──────── Dataset entries

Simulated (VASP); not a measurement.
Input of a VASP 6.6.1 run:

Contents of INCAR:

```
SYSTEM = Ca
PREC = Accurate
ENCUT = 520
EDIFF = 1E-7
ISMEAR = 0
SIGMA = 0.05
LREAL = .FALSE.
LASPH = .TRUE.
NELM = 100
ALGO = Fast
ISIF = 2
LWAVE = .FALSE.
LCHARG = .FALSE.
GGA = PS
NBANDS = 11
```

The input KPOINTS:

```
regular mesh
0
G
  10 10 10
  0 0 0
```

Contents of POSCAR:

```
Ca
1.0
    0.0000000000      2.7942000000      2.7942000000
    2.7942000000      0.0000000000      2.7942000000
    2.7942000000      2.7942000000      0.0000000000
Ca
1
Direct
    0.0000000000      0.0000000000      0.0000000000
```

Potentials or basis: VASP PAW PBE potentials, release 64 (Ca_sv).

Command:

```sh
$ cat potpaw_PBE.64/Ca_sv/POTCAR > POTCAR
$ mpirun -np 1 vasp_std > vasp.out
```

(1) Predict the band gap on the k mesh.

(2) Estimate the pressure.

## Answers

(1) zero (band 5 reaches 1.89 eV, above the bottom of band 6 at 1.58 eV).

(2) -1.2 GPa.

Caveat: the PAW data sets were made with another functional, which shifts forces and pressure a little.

────────────────

Work request =
Return the records exactly, every line included.

Solution =
Simulated (VASP); not a measurement.
Input of a VASP 6.6.1 run:

Contents of INCAR:

```
SYSTEM = Ca
PREC = Accurate
ENCUT = 520
EDIFF = 1E-7
ISMEAR = 0
SIGMA = 0.05
LREAL = .FALSE.
LASPH = .TRUE.
NELM = 100
ALGO = Fast
ISIF = 2
LWAVE = .FALSE.
LCHARG = .FALSE.
GGA = PS
NBANDS = 11
```

The input KPOINTS:

```
regular mesh
0
G
  10 10 10
  0 0 0
```

Contents of POSCAR:

```
Ca
1.0
    0.0000000000      2.7942000000      2.7942000000
    2.7942000000      0.0000000000      2.7942000000
    2.7942000000      2.7942000000      0.0000000000
Ca
1
Direct
    0.0000000000      0.0000000000      0.0000000000
```

Potentials or basis: VASP PAW PBE potentials, release 64 (Ca_sv).

Command:

```sh
$ cat potpaw_PBE.64/Ca_sv/POTCAR > POTCAR
$ mpirun -np 1 vasp_std > vasp.out
```

(1) Predict the band gap on the k mesh.

(2) Estimate the pressure.

## Answers

(1) zero (band 5 reaches 1.89 eV, above the bottom of band 6 at 1.58 eV).

(2) -1.2 GPa.

Caveat: the PAW data sets were made with another functional, which shifts forces and pressure a little.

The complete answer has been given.